* _Exercise data_:
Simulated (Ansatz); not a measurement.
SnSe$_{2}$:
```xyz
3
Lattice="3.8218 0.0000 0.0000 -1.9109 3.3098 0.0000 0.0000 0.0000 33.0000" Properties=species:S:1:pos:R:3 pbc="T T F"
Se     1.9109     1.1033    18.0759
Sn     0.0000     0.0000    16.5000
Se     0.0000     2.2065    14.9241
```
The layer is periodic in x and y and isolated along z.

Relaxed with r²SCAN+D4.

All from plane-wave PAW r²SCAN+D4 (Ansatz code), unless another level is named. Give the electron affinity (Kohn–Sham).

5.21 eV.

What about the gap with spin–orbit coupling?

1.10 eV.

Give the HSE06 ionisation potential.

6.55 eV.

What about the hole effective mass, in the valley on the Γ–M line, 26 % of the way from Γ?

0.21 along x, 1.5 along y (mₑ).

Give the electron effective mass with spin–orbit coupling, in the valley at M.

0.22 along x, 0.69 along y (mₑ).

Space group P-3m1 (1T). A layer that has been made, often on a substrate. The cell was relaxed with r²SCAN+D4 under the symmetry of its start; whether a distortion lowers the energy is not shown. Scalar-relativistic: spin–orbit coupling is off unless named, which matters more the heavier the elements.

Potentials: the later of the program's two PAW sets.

* _Activity_: When the line with "All from plane-wave" is reached in the data above, start copying there, and copy each line exactly until the line with "Space group P-3m1" has been copied; copy nothing else.

* _Task output_:
All from plane-wave PAW r²SCAN+D4 (Ansatz code), unless another level is named. Give the electron affinity (Kohn–Sham).

5.21 eV.

What about the gap with spin–orbit coupling?

1.10 eV.

Give the HSE06 ionisation potential.

6.55 eV.

What about the hole effective mass, in the valley on the Γ–M line, 26 % of the way from Γ?

0.21 along x, 1.5 along y (mₑ).

Give the electron effective mass with spin–orbit coupling, in the valley at M.

0.22 along x, 0.69 along y (mₑ).

Space group P-3m1 (1T). A layer that has been made, often on a substrate. The cell was relaxed with r²SCAN+D4 under the symmetry of its start; whether a distortion lowers the energy is not shown. Scalar-relativistic: spin–orbit coupling is off unless named, which matters more the heavier the elements.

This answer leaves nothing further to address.